GIVEN INFORMATION:
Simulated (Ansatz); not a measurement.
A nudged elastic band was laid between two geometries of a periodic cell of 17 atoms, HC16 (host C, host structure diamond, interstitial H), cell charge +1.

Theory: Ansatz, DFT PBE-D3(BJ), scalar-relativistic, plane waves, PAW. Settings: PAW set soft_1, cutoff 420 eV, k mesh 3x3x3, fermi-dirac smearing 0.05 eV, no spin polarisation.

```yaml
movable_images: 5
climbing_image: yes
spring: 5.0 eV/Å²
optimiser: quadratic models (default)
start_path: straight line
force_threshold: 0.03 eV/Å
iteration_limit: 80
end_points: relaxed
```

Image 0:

REQUIREMENT:
The response should consist of every record above, reproduced exactly.

YOUR SOLUTION:
Simulated (Ansatz); not a measurement.
A nudged elastic band was laid between two geometries of a periodic cell of 17 atoms, HC16 (host C, host structure diamond, interstitial H), cell charge +1.

Theory: Ansatz, DFT PBE-D3(BJ), scalar-relativistic, plane waves, PAW. Settings: PAW set soft_1, cutoff 420 eV, k mesh 3x3x3, fermi-dirac smearing 0.05 eV, no spin polarisation.

```yaml
movable_images: 5
climbing_image: yes
spring: 5.0 eV/Å²
optimiser: quadratic models (default)
start_path: straight line
force_threshold: 0.03 eV/Å
iteration_limit: 80
end_points: relaxed
```

Image 0:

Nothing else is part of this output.